* **Supplied entries**
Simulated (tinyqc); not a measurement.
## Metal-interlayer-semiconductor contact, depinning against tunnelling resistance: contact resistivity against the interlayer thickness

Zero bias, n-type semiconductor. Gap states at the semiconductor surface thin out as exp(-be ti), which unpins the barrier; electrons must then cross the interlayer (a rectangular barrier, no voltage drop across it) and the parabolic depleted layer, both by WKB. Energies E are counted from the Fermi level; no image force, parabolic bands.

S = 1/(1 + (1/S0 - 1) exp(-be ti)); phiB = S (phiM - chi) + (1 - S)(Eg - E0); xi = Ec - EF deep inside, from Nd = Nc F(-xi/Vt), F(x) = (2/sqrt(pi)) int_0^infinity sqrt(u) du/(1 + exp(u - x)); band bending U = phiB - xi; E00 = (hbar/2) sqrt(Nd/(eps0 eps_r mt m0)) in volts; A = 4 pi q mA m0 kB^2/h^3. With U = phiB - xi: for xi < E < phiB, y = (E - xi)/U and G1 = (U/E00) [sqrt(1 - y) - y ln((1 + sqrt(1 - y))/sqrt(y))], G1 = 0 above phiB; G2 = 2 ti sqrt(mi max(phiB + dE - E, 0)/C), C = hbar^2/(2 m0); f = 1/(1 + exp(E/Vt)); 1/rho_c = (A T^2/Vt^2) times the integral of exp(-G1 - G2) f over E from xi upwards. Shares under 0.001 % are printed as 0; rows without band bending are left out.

* **Work instruction**
Without omitting any record, transcribe the data exactly.

* **Result**
Simulated (tinyqc); not a measurement.
## Metal-interlayer-semiconductor contact, depinning against tunnelling resistance: contact resistivity against the interlayer thickness

Zero bias, n-type semiconductor. Gap states at the semiconductor surface thin out as exp(-be ti), which unpins the barrier; electrons must then cross the interlayer (a rectangular barrier, no voltage drop across it) and the parabolic depleted layer, both by WKB. Energies E are counted from the Fermi level; no image force, parabolic bands.

S = 1/(1 + (1/S0 - 1) exp(-be ti)); phiB = S (phiM - chi) + (1 - S)(Eg - E0); xi = Ec - EF deep inside, from Nd = Nc F(-xi/Vt), F(x) = (2/sqrt(pi)) int_0^infinity sqrt(u) du/(1 + exp(u - x)); band bending U = phiB - xi; E00 = (hbar/2) sqrt(Nd/(eps0 eps_r mt m0)) in volts; A = 4 pi q mA m0 kB^2/h^3. With U = phiB - xi: for xi < E < phiB, y = (E - xi)/U and G1 = (U/E00) [sqrt(1 - y) - y ln((1 + sqrt(1 - y))/sqrt(y))], G1 = 0 above phiB; G2 = 2 ti sqrt(mi max(phiB + dE - E, 0)/C), C = hbar^2/(2 m0); f = 1/(1 + exp(E/Vt)); 1/rho_c = (A T^2/Vt^2) times the integral of exp(-G1 - G2) f over E from xi upwards. Shares under 0.001 % are printed as 0; rows without band bending are left out.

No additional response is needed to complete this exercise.